**ASSIGNED TASK**
Give back exactly the stretch of data below from the line holding "Task: After a" through the line holding "B. k mesh from 9 × 9 × 5 to 5 × 5 × 3", both ends included, and leave the remaining lines out.

**EXTRACTED MATERIAL**

------------------------------

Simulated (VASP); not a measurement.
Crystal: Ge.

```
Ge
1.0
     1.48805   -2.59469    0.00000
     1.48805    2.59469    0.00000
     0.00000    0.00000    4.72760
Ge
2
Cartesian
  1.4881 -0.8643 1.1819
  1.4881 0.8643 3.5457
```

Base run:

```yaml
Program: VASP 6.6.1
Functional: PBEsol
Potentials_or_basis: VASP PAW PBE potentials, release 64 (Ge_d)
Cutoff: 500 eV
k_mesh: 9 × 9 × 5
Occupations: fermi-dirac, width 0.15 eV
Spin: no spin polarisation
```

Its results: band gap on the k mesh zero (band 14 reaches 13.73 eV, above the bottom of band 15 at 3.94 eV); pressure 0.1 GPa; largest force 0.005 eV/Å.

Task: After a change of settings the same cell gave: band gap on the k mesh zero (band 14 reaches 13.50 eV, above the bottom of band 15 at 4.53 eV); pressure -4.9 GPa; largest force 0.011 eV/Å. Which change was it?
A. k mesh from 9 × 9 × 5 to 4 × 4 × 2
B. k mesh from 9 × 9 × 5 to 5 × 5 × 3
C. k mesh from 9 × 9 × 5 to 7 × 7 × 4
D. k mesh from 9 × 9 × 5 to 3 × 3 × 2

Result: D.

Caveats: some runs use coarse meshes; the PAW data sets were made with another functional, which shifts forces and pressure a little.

------------------------------

**SOLUTION**
Task: After a change of settings the same cell gave: band gap on the k mesh zero (band 14 reaches 13.50 eV, above the bottom of band 15 at 4.53 eV); pressure -4.9 GPa; largest force 0.011 eV/Å. Which change was it?
A. k mesh from 9 × 9 × 5 to 4 × 4 × 2
B. k mesh from 9 × 9 × 5 to 5 × 5 × 3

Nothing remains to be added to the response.